**ACTIVITY**. Output all records below verbatim.

+ + + + + + +

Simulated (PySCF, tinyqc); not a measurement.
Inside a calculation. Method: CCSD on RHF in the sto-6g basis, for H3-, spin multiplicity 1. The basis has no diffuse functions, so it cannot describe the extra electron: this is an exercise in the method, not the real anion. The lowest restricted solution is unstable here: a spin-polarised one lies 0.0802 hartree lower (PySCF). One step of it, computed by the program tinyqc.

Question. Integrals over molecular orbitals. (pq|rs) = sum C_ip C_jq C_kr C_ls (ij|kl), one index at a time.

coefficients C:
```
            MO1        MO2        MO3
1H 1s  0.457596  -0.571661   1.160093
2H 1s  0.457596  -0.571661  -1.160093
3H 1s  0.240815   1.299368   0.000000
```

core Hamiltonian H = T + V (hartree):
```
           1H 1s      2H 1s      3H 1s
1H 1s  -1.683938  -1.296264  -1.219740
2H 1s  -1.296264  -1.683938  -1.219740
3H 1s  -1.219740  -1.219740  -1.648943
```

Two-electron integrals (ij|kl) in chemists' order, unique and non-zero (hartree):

+ + + + + + +

**RESPONSE BOX**.
Simulated (PySCF, tinyqc); not a measurement.
Inside a calculation. Method: CCSD on RHF in the sto-6g basis, for H3-, spin multiplicity 1. The basis has no diffuse functions, so it cannot describe the extra electron: this is an exercise in the method, not the real anion. The lowest restricted solution is unstable here: a spin-polarised one lies 0.0802 hartree lower (PySCF). One step of it, computed by the program tinyqc.

Question. Integrals over molecular orbitals. (pq|rs) = sum C_ip C_jq C_kr C_ls (ij|kl), one index at a time.

coefficients C:
```
            MO1        MO2        MO3
1H 1s  0.457596  -0.571661   1.160093
2H 1s  0.457596  -0.571661  -1.160093
3H 1s  0.240815   1.299368   0.000000
```

core Hamiltonian H = T + V (hartree):
```
           1H 1s      2H 1s      3H 1s
1H 1s  -1.683938  -1.296264  -1.219740
2H 1s  -1.296264  -1.683938  -1.219740
3H 1s  -1.219740  -1.219740  -1.648943
```

Two-electron integrals (ij|kl) in chemists' order, unique and non-zero (hartree):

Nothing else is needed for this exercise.